Please restate verbatim the lines that open the listing below, ending with the line in which "1458 | 100 |" occurs.

(Source information begins)

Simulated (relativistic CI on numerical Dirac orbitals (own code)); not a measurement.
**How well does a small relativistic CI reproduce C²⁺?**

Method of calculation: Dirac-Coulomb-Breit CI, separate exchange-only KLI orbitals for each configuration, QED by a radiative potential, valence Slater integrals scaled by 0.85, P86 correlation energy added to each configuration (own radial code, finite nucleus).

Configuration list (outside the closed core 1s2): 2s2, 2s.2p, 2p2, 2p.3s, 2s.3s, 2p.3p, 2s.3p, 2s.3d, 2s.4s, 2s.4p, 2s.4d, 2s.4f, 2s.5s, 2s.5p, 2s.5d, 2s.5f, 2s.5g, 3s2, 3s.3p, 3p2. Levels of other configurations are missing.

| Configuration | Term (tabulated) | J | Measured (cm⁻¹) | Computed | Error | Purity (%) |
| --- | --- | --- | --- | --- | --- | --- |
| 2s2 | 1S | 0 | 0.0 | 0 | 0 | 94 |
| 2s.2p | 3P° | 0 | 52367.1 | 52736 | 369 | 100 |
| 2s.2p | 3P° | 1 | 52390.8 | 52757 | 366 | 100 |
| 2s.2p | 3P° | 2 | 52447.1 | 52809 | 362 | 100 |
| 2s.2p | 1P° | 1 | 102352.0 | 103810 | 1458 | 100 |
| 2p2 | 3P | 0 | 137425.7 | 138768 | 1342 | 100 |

(Source information ends)

◆ Exercise answer:
Simulated (relativistic CI on numerical Dirac orbitals (own code)); not a measurement.
**How well does a small relativistic CI reproduce C²⁺?**

Method of calculation: Dirac-Coulomb-Breit CI, separate exchange-only KLI orbitals for each configuration, QED by a radiative potential, valence Slater integrals scaled by 0.85, P86 correlation energy added to each configuration (own radial code, finite nucleus).

Configuration list (outside the closed core 1s2): 2s2, 2s.2p, 2p2, 2p.3s, 2s.3s, 2p.3p, 2s.3p, 2s.3d, 2s.4s, 2s.4p, 2s.4d, 2s.4f, 2s.5s, 2s.5p, 2s.5d, 2s.5f, 2s.5g, 3s2, 3s.3p, 3p2. Levels of other configurations are missing.

| Configuration | Term (tabulated) | J | Measured (cm⁻¹) | Computed | Error | Purity (%) |
| --- | --- | --- | --- | --- | --- | --- |
| 2s2 | 1S | 0 | 0.0 | 0 | 0 | 94 |
| 2s.2p | 3P° | 0 | 52367.1 | 52736 | 369 | 100 |
| 2s.2p | 3P° | 1 | 52390.8 | 52757 | 366 | 100 |
| 2s.2p | 3P° | 2 | 52447.1 | 52809 | 362 | 100 |
| 2s.2p | 1P° | 1 | 102352.0 | 103810 | 1458 | 100 |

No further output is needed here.